━━ Data records ━━

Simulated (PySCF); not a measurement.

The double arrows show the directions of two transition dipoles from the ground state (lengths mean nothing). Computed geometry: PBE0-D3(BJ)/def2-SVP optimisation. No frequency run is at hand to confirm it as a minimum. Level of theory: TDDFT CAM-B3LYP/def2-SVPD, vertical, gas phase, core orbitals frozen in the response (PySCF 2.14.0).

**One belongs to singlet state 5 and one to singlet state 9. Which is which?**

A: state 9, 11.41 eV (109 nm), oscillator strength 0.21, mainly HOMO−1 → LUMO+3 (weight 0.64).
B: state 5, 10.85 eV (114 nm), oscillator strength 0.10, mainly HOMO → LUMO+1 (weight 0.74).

━━━

**Task item**.
Using the entries shown above, reproduce verbatim the lines from the line bearing "Which is which?**" to the line bearing "A: state 9, 11.41", inclusive.

**Expected answer**.
**One belongs to singlet state 5 and one to singlet state 9. Which is which?**

A: state 9, 11.41 eV (109 nm), oscillator strength 0.21, mainly HOMO−1 → LUMO+3 (weight 0.64).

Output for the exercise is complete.